Data listing –
+===+
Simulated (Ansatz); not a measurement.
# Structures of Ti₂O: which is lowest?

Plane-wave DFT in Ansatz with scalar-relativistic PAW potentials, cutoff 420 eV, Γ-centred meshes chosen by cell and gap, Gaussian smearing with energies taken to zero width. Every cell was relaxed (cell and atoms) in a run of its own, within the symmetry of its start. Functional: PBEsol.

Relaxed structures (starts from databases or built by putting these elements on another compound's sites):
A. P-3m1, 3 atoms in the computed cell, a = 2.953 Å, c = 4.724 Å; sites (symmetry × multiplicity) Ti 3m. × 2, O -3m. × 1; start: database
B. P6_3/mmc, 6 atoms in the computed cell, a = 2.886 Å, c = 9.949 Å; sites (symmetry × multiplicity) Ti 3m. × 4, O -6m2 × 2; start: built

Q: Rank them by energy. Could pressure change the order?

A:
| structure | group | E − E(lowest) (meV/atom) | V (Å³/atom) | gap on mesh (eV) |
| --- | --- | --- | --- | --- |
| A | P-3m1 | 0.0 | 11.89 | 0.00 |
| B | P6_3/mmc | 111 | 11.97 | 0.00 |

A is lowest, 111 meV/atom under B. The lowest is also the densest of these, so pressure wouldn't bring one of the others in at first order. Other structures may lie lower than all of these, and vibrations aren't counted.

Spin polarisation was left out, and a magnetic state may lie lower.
+===+

Requirement –
Set down the listing again, exactly.

Written reply –
Simulated (Ansatz); not a measurement.
# Structures of Ti₂O: which is lowest?

Plane-wave DFT in Ansatz with scalar-relativistic PAW potentials, cutoff 420 eV, Γ-centred meshes chosen by cell and gap, Gaussian smearing with energies taken to zero width. Every cell was relaxed (cell and atoms) in a run of its own, within the symmetry of its start. Functional: PBEsol.

Relaxed structures (starts from databases or built by putting these elements on another compound's sites):
A. P-3m1, 3 atoms in the computed cell, a = 2.953 Å, c = 4.724 Å; sites (symmetry × multiplicity) Ti 3m. × 2, O -3m. × 1; start: database
B. P6_3/mmc, 6 atoms in the computed cell, a = 2.886 Å, c = 9.949 Å; sites (symmetry × multiplicity) Ti 3m. × 4, O -6m2 × 2; start: built

Q: Rank them by energy. Could pressure change the order?

A:
| structure | group | E − E(lowest) (meV/atom) | V (Å³/atom) | gap on mesh (eV) |
| --- | --- | --- | --- | --- |
| A | P-3m1 | 0.0 | 11.89 | 0.00 |
| B | P6_3/mmc | 111 | 11.97 | 0.00 |

A is lowest, 111 meV/atom under B. The lowest is also the densest of these, so pressure wouldn't bring one of the others in at first order. Other structures may lie lower than all of these, and vibrations aren't counted.

Spin polarisation was left out, and a magnetic state may lie lower.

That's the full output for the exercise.